In the listing below, print exactly the lines from the first through the one that contains "Solution. Pressure (GPa): 3.8;".

_ _ _ _ _

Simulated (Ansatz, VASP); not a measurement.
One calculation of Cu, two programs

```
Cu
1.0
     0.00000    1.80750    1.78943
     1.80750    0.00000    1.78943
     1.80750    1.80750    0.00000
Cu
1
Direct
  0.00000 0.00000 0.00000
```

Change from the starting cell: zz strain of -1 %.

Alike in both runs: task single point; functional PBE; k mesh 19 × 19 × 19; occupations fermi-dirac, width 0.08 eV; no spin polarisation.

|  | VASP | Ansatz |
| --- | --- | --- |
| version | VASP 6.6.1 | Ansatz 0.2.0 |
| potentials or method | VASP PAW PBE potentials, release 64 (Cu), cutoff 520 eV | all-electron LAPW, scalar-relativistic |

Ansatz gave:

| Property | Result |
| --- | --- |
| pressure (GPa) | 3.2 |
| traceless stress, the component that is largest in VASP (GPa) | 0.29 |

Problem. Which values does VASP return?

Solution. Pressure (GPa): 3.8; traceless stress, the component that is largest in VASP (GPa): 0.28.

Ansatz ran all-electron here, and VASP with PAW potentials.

_ _ _ _ _

### Response box
Simulated (Ansatz, VASP); not a measurement.
One calculation of Cu, two programs

```
Cu
1.0
     0.00000    1.80750    1.78943
     1.80750    0.00000    1.78943
     1.80750    1.80750    0.00000
Cu
1
Direct
  0.00000 0.00000 0.00000
```

Change from the starting cell: zz strain of -1 %.

Alike in both runs: task single point; functional PBE; k mesh 19 × 19 × 19; occupations fermi-dirac, width 0.08 eV; no spin polarisation.

|  | VASP | Ansatz |
| --- | --- | --- |
| version | VASP 6.6.1 | Ansatz 0.2.0 |
| potentials or method | VASP PAW PBE potentials, release 64 (Cu), cutoff 520 eV | all-electron LAPW, scalar-relativistic |

Ansatz gave:

| Property | Result |
| --- | --- |
| pressure (GPa) | 3.2 |
| traceless stress, the component that is largest in VASP (GPa) | 0.29 |

Problem. Which values does VASP return?

Solution. Pressure (GPa): 3.8; traceless stress, the component that is largest in VASP (GPa): 0.28.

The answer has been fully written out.